§ ACTIVITY
Each line of the records is to be copied verbatim.

──────── EXTRACTED INFORMATION ────────

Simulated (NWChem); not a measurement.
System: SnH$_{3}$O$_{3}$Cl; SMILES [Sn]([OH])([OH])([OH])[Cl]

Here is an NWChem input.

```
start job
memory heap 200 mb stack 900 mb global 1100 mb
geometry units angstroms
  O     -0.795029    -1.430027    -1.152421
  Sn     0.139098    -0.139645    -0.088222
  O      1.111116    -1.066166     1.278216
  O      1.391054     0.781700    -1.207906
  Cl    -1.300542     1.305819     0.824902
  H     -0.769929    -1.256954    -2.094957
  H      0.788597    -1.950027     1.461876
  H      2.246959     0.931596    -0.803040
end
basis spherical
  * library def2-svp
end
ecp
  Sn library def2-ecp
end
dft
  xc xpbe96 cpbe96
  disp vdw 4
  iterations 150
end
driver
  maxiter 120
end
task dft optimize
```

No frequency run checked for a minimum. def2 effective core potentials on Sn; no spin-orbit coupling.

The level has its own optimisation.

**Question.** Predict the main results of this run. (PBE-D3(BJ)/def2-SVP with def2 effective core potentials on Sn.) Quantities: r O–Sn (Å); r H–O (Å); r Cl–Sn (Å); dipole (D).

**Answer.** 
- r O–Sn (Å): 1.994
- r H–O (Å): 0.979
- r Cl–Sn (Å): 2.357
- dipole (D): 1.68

────────

§ RESULT
Simulated (NWChem); not a measurement.
System: SnH$_{3}$O$_{3}$Cl; SMILES [Sn]([OH])([OH])([OH])[Cl]

Here is an NWChem input.

```
start job
memory heap 200 mb stack 900 mb global 1100 mb
geometry units angstroms
  O     -0.795029    -1.430027    -1.152421
  Sn     0.139098    -0.139645    -0.088222
  O      1.111116    -1.066166     1.278216
  O      1.391054     0.781700    -1.207906
  Cl    -1.300542     1.305819     0.824902
  H     -0.769929    -1.256954    -2.094957
  H      0.788597    -1.950027     1.461876
  H      2.246959     0.931596    -0.803040
end
basis spherical
  * library def2-svp
end
ecp
  Sn library def2-ecp
end
dft
  xc xpbe96 cpbe96
  disp vdw 4
  iterations 150
end
driver
  maxiter 120
end
task dft optimize
```

No frequency run checked for a minimum. def2 effective core potentials on Sn; no spin-orbit coupling.

The level has its own optimisation.

**Question.** Predict the main results of this run. (PBE-D3(BJ)/def2-SVP with def2 effective core potentials on Sn.) Quantities: r O–Sn (Å); r H–O (Å); r Cl–Sn (Å); dipole (D).

**Answer.** 
- r O–Sn (Å): 1.994
- r H–O (Å): 0.979
- r Cl–Sn (Å): 2.357
- dipole (D): 1.68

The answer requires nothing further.